**Assignment:**
Each line from the start of the entries through the line that contains "# Undoped gate-all-around" should be output exactly, please.

□ □ □ □ □

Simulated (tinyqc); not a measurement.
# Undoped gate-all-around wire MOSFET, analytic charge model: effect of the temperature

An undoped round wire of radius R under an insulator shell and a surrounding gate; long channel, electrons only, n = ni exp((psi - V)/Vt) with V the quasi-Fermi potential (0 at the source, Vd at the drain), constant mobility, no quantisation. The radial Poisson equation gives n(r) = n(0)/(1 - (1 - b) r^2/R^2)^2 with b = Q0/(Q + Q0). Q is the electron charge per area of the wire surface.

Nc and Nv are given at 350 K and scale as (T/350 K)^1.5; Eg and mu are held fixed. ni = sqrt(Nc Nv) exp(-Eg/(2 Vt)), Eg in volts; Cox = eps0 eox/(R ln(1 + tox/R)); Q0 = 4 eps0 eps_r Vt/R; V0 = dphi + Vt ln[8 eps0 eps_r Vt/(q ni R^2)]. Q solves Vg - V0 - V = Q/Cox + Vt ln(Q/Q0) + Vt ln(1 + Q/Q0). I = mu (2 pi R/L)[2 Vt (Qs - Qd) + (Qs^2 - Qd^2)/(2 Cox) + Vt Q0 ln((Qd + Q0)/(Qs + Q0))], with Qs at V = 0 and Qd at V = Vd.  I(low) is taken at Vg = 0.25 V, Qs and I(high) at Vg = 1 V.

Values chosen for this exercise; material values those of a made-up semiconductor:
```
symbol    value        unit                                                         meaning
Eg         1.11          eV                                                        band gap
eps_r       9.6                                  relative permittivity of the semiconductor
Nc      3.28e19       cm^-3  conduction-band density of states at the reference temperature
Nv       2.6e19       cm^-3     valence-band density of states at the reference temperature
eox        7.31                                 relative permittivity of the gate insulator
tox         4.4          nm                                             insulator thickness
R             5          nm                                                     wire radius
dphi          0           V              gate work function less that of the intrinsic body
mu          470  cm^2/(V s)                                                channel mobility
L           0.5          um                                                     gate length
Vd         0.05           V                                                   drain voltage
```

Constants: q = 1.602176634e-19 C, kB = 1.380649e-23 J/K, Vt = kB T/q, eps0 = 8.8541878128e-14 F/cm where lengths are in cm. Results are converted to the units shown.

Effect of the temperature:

□ □ □ □ □

**Answer space:**
Simulated (tinyqc); not a measurement.
# Undoped gate-all-around wire MOSFET, analytic charge model: effect of the temperature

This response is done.